+ + + + + + +

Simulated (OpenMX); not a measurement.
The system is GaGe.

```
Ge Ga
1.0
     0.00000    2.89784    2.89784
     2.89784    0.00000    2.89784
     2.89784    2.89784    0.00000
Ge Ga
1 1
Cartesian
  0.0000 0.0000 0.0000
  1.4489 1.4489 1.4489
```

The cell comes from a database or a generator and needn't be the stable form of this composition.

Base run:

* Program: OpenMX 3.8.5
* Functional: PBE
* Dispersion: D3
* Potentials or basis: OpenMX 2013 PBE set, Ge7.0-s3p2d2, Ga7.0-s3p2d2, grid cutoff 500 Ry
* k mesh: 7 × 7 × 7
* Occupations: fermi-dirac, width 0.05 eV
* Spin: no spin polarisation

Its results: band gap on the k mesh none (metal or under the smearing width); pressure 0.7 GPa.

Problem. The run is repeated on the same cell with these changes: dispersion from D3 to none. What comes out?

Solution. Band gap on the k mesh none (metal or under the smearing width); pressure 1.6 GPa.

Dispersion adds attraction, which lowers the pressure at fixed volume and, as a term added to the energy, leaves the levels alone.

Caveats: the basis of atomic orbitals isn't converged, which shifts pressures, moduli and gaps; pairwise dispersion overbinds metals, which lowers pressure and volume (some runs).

+ + + + + + +

Retype each line above, keeping every character.

Simulated (OpenMX); not a measurement.
The system is GaGe.

```
Ge Ga
1.0
     0.00000    2.89784    2.89784
     2.89784    0.00000    2.89784
     2.89784    2.89784    0.00000
Ge Ga
1 1
Cartesian
  0.0000 0.0000 0.0000
  1.4489 1.4489 1.4489
```

The cell comes from a database or a generator and needn't be the stable form of this composition.

Base run:

* Program: OpenMX 3.8.5
* Functional: PBE
* Dispersion: D3
* Potentials or basis: OpenMX 2013 PBE set, Ge7.0-s3p2d2, Ga7.0-s3p2d2, grid cutoff 500 Ry
* k mesh: 7 × 7 × 7
* Occupations: fermi-dirac, width 0.05 eV
* Spin: no spin polarisation

Its results: band gap on the k mesh none (metal or under the smearing width); pressure 0.7 GPa.

Problem. The run is repeated on the same cell with these changes: dispersion from D3 to none. What comes out?

Solution. Band gap on the k mesh none (metal or under the smearing width); pressure 1.6 GPa.

Dispersion adds attraction, which lowers the pressure at fixed volume and, as a term added to the energy, leaves the levels alone.

Caveats: the basis of atomic orbitals isn't converged, which shifts pressures, moduli and gaps; pairwise dispersion overbinds metals, which lowers pressure and volume (some runs).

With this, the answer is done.